-------

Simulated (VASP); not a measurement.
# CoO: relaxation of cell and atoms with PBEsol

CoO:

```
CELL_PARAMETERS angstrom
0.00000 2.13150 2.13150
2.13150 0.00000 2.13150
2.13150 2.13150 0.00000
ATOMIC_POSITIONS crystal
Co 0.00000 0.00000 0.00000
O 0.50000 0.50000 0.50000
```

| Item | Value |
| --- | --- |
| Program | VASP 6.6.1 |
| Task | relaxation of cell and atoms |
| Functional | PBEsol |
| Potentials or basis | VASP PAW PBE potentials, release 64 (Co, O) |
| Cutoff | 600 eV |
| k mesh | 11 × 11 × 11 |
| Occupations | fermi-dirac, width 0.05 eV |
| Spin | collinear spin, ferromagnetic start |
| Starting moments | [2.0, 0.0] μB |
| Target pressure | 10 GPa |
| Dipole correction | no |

-------

## TASK ITEM
Which lines run from the one holding "width 0.05 eV |" through the one holding "pressure | 10 GPa |" in the records above? Repeat them exactly, both included, and nothing more.

## ANSWER AREA
| Occupations | fermi-dirac, width 0.05 eV |
| Spin | collinear spin, ferromagnetic start |
| Starting moments | [2.0, 0.0] μB |
| Target pressure | 10 GPa |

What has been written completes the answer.